* _Work instruction_
Return, unaltered, every line from the beginning of the material below up to and including the one with "0.07671 | 0.07779 |".

======== Exercise data ========

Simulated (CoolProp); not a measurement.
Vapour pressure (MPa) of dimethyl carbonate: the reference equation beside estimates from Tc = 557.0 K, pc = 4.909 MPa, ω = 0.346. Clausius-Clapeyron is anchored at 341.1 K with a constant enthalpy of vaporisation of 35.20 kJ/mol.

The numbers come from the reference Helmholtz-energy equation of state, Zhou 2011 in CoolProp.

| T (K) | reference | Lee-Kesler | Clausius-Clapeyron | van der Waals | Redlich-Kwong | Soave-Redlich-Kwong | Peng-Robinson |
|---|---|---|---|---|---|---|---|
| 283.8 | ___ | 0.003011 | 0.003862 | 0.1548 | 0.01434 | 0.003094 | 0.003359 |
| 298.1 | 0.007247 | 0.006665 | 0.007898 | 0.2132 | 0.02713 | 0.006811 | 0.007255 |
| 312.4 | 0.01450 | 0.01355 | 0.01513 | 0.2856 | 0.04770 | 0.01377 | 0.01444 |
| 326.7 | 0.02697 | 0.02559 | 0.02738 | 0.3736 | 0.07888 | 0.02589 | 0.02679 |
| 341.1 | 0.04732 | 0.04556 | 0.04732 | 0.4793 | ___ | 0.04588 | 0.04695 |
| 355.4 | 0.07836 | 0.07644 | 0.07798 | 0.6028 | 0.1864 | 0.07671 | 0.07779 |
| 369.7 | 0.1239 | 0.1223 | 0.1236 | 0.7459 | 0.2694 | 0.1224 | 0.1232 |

========

* _Reply_
Simulated (CoolProp); not a measurement.
Vapour pressure (MPa) of dimethyl carbonate: the reference equation beside estimates from Tc = 557.0 K, pc = 4.909 MPa, ω = 0.346. Clausius-Clapeyron is anchored at 341.1 K with a constant enthalpy of vaporisation of 35.20 kJ/mol.

The numbers come from the reference Helmholtz-energy equation of state, Zhou 2011 in CoolProp.

| T (K) | reference | Lee-Kesler | Clausius-Clapeyron | van der Waals | Redlich-Kwong | Soave-Redlich-Kwong | Peng-Robinson |
|---|---|---|---|---|---|---|---|
| 283.8 | ___ | 0.003011 | 0.003862 | 0.1548 | 0.01434 | 0.003094 | 0.003359 |
| 298.1 | 0.007247 | 0.006665 | 0.007898 | 0.2132 | 0.02713 | 0.006811 | 0.007255 |
| 312.4 | 0.01450 | 0.01355 | 0.01513 | 0.2856 | 0.04770 | 0.01377 | 0.01444 |
| 326.7 | 0.02697 | 0.02559 | 0.02738 | 0.3736 | 0.07888 | 0.02589 | 0.02679 |
| 341.1 | 0.04732 | 0.04556 | 0.04732 | 0.4793 | ___ | 0.04588 | 0.04695 |
| 355.4 | 0.07836 | 0.07644 | 0.07798 | 0.6028 | 0.1864 | 0.07671 | 0.07779 |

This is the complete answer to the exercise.